= Dataset records =
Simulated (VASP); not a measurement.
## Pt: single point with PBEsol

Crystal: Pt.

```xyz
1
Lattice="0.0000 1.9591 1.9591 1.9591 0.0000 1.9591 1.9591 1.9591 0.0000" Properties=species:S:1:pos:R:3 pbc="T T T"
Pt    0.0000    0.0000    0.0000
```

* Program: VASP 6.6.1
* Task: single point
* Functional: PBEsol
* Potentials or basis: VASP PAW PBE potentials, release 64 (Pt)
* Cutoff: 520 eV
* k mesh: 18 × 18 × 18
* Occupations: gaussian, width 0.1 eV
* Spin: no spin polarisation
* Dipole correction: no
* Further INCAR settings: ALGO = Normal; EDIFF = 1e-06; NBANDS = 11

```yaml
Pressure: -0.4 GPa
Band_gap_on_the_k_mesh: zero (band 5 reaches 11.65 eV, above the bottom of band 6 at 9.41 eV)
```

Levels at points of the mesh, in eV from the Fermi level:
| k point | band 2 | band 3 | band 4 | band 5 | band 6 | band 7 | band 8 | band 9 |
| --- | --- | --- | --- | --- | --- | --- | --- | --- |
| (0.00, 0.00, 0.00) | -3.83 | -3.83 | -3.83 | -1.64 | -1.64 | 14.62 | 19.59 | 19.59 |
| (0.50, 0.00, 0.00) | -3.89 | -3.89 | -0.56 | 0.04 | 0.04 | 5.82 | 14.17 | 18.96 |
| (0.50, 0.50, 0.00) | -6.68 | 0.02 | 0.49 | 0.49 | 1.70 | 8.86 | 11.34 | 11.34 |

= Required action =
Quote the listing word for word from its first line through the line in which "Task: single point" appears.

= Worked solution =
Simulated (VASP); not a measurement.
## Pt: single point with PBEsol

Crystal: Pt.

```xyz
1
Lattice="0.0000 1.9591 1.9591 1.9591 0.0000 1.9591 1.9591 1.9591 0.0000" Properties=species:S:1:pos:R:3 pbc="T T T"
Pt    0.0000    0.0000    0.0000
```

* Program: VASP 6.6.1
* Task: single point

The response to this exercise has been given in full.